>>>>

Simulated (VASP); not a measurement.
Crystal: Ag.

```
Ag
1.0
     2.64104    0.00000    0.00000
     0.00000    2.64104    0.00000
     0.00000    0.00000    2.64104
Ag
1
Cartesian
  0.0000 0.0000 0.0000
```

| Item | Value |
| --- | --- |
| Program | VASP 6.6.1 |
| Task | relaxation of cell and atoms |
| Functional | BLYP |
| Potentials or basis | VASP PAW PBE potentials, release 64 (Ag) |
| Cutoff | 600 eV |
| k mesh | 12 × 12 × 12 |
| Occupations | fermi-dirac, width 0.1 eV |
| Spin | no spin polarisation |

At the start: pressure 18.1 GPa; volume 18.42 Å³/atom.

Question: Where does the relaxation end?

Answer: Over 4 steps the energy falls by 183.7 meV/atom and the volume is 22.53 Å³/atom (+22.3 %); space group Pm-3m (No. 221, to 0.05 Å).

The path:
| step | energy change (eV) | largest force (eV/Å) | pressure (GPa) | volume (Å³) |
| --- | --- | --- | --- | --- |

<<<<

◆ WORK INSTRUCTION:
Restate all of the lines in the material exactly as they are.

◆ RESPONSE BOX:
Simulated (VASP); not a measurement.
Crystal: Ag.

```
Ag
1.0
     2.64104    0.00000    0.00000
     0.00000    2.64104    0.00000
     0.00000    0.00000    2.64104
Ag
1
Cartesian
  0.0000 0.0000 0.0000
```

| Item | Value |
| --- | --- |
| Program | VASP 6.6.1 |
| Task | relaxation of cell and atoms |
| Functional | BLYP |
| Potentials or basis | VASP PAW PBE potentials, release 64 (Ag) |
| Cutoff | 600 eV |
| k mesh | 12 × 12 × 12 |
| Occupations | fermi-dirac, width 0.1 eV |
| Spin | no spin polarisation |

At the start: pressure 18.1 GPa; volume 18.42 Å³/atom.

Question: Where does the relaxation end?

Answer: Over 4 steps the energy falls by 183.7 meV/atom and the volume is 22.53 Å³/atom (+22.3 %); space group Pm-3m (No. 221, to 0.05 Å).

The path:
| step | energy change (eV) | largest force (eV/Å) | pressure (GPa) | volume (Å³) |
| --- | --- | --- | --- | --- |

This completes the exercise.